---------- EXERCISE DATA

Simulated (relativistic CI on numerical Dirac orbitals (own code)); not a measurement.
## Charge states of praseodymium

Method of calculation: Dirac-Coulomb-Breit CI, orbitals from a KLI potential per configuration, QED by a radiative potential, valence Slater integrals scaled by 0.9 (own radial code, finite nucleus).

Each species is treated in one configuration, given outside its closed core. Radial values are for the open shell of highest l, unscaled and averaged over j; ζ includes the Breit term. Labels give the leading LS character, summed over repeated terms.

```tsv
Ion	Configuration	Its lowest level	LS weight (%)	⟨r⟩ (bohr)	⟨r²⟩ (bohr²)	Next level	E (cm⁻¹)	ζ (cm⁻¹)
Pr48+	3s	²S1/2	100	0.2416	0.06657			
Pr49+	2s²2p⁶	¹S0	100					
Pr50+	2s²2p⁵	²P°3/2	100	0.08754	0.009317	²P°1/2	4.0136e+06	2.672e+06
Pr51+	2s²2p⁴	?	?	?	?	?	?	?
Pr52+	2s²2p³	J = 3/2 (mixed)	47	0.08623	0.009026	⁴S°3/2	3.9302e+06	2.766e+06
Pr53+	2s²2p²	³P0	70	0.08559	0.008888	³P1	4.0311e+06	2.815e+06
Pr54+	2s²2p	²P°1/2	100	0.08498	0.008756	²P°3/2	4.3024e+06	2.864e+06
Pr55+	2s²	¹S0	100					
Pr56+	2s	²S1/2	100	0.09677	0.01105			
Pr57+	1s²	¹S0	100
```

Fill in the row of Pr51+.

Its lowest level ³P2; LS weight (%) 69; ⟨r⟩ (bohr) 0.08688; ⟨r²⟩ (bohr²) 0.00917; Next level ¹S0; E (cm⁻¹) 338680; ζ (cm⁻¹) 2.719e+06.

--------------------

WORK TASK: Start at the first line of the entries and stop at the line with "## Charge states of praseodymium". Retype each of those lines exactly, both ends included.

SOLUTION:
Simulated (relativistic CI on numerical Dirac orbitals (own code)); not a measurement.
## Charge states of praseodymium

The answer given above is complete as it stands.